• _Work order_:
Once the records below have been read, copy them all out exactly.

• _Data for review_:
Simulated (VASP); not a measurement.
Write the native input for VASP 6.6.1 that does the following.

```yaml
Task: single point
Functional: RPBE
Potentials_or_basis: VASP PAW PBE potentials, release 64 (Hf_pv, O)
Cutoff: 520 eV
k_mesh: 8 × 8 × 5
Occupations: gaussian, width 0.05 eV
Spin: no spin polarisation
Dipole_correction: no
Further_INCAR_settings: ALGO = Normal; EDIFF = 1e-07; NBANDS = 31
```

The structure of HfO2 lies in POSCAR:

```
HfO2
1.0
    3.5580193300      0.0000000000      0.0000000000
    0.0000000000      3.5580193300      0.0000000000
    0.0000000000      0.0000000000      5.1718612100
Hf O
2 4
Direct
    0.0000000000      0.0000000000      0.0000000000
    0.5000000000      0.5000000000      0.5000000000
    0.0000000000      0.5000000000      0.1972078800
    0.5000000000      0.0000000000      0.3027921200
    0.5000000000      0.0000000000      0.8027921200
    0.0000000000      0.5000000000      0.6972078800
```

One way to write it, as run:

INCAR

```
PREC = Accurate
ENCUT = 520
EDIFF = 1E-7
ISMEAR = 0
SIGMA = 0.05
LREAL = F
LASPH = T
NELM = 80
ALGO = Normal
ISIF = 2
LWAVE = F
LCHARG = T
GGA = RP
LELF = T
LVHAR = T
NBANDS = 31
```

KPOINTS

• _Written answer_:
Simulated (VASP); not a measurement.
Write the native input for VASP 6.6.1 that does the following.

```yaml
Task: single point
Functional: RPBE
Potentials_or_basis: VASP PAW PBE potentials, release 64 (Hf_pv, O)
Cutoff: 520 eV
k_mesh: 8 × 8 × 5
Occupations: gaussian, width 0.05 eV
Spin: no spin polarisation
Dipole_correction: no
Further_INCAR_settings: ALGO = Normal; EDIFF = 1e-07; NBANDS = 31
```

The structure of HfO2 lies in POSCAR:

```
HfO2
1.0
    3.5580193300      0.0000000000      0.0000000000
    0.0000000000      3.5580193300      0.0000000000
    0.0000000000      0.0000000000      5.1718612100
Hf O
2 4
Direct
    0.0000000000      0.0000000000      0.0000000000
    0.5000000000      0.5000000000      0.5000000000
    0.0000000000      0.5000000000      0.1972078800
    0.5000000000      0.0000000000      0.3027921200
    0.5000000000      0.0000000000      0.8027921200
    0.0000000000      0.5000000000      0.6972078800
```

One way to write it, as run:

INCAR

```
PREC = Accurate
ENCUT = 520
EDIFF = 1E-7
ISMEAR = 0
SIGMA = 0.05
LREAL = F
LASPH = T
NELM = 80
ALGO = Normal
ISIF = 2
LWAVE = F
LCHARG = T
GGA = RP
LELF = T
LVHAR = T
NBANDS = 31
```

KPOINTS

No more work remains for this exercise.